- [Required action]:
In full and word for word, copy the records that follow.

- [Source data]:
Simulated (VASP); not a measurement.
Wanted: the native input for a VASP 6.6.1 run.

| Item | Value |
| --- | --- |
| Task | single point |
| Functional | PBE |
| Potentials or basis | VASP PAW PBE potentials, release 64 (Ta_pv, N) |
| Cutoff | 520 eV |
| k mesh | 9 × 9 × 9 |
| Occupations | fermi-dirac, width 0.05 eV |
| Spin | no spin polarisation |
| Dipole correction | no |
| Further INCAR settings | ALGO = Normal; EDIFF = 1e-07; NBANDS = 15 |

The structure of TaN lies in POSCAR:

- [Solution]:
Simulated (VASP); not a measurement.
Wanted: the native input for a VASP 6.6.1 run.

| Item | Value |
| --- | --- |
| Task | single point |
| Functional | PBE |
| Potentials or basis | VASP PAW PBE potentials, release 64 (Ta_pv, N) |
| Cutoff | 520 eV |
| k mesh | 9 × 9 × 9 |
| Occupations | fermi-dirac, width 0.05 eV |
| Spin | no spin polarisation |
| Dipole correction | no |
| Further INCAR settings | ALGO = Normal; EDIFF = 1e-07; NBANDS = 15 |

The structure of TaN lies in POSCAR:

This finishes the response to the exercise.